Content starts

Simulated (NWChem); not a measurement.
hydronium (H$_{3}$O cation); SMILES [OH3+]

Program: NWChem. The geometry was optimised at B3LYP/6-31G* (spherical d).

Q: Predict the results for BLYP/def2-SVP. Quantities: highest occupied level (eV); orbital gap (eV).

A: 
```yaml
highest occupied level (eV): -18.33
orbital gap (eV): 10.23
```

Content ends

WORK INSTRUCTION
Would you print all of the material above exactly as written?

EXERCISE SOLUTION
Simulated (NWChem); not a measurement.
hydronium (H$_{3}$O cation); SMILES [OH3+]

Program: NWChem. The geometry was optimised at B3LYP/6-31G* (spherical d).

Q: Predict the results for BLYP/def2-SVP. Quantities: highest occupied level (eV); orbital gap (eV).

A: 
```yaml
highest occupied level (eV): -18.33
orbital gap (eV): 10.23
```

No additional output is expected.